*****

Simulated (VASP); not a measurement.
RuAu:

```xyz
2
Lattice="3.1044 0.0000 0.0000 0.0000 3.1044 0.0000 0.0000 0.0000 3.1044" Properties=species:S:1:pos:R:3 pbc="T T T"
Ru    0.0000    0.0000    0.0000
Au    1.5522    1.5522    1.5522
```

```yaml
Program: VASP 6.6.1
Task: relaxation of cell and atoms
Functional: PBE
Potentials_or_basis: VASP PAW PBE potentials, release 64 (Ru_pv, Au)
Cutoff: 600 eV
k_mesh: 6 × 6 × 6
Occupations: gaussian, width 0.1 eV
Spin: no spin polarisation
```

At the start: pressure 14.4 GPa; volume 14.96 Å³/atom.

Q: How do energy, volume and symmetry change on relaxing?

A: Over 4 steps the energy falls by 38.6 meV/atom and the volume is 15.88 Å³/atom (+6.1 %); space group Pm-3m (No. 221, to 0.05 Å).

*****

▸ **Required action**
Can you repeat, word for word, every line above from the one containing "At the start: pressure" down to the one containing "Q: How do energy, volume", including both?

▸ **Response box**
At the start: pressure 14.4 GPa; volume 14.96 Å³/atom.

Q: How do energy, volume and symmetry change on relaxing?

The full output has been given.